··· Source information

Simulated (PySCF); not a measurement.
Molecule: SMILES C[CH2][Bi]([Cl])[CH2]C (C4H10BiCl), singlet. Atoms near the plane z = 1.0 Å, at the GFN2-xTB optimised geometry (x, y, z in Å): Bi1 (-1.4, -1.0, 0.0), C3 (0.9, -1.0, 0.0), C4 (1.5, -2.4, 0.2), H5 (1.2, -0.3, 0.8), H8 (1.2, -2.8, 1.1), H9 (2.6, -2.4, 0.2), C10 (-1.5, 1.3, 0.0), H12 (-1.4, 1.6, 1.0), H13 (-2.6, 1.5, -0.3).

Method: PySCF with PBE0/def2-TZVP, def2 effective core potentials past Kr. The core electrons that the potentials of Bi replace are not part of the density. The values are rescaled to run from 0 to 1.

······

◆ **Work order**:
Nothing in the entries may change. Retype them all.

◆ **Answer section**:
Simulated (PySCF); not a measurement.
Molecule: SMILES C[CH2][Bi]([Cl])[CH2]C (C4H10BiCl), singlet. Atoms near the plane z = 1.0 Å, at the GFN2-xTB optimised geometry (x, y, z in Å): Bi1 (-1.4, -1.0, 0.0), C3 (0.9, -1.0, 0.0), C4 (1.5, -2.4, 0.2), H5 (1.2, -0.3, 0.8), H8 (1.2, -2.8, 1.1), H9 (2.6, -2.4, 0.2), C10 (-1.5, 1.3, 0.0), H12 (-1.4, 1.6, 1.0), H13 (-2.6, 1.5, -0.3).

Method: PySCF with PBE0/def2-TZVP, def2 effective core potentials past Kr. The core electrons that the potentials of Bi replace are not part of the density. The values are rescaled to run from 0 to 1.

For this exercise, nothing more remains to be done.